Exercise: For the listing that follows, give again exactly the lines from the one with "Q: Predict the pressure." to the one with "A: -4.2 GPa.", including both.

Data section:
▼

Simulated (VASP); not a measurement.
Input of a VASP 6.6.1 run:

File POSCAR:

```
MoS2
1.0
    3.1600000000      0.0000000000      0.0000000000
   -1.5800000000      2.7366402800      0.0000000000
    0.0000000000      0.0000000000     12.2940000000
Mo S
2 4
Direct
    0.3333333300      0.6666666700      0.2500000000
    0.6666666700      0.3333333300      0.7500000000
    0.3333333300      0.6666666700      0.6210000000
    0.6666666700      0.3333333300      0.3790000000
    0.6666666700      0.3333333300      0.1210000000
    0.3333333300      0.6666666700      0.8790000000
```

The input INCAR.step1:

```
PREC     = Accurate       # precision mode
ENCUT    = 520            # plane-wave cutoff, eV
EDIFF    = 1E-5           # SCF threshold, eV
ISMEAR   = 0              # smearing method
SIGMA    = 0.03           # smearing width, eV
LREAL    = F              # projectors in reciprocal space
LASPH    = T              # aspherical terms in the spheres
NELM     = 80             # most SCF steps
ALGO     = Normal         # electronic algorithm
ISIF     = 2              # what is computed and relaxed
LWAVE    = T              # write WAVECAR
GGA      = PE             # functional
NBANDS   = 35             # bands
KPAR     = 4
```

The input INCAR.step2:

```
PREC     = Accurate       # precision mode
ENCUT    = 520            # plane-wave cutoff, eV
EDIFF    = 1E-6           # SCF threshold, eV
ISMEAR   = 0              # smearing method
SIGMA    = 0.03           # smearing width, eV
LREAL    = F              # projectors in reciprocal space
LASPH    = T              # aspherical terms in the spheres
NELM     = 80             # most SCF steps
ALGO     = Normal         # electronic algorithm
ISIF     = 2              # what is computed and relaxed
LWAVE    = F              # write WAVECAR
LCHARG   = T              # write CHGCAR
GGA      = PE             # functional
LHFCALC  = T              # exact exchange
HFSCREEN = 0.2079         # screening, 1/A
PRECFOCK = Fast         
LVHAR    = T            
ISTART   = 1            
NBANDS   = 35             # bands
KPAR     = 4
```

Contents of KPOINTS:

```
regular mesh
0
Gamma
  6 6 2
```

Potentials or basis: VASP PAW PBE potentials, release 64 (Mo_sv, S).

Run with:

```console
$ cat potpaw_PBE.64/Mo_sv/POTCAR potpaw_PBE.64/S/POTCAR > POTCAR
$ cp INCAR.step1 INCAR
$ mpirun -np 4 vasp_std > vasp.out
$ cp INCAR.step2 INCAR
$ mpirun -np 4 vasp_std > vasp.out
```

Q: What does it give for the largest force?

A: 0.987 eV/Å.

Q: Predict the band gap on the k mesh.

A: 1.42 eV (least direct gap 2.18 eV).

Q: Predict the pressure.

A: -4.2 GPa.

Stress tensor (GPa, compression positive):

▲

Result:
Q: Predict the pressure.

A: -4.2 GPa.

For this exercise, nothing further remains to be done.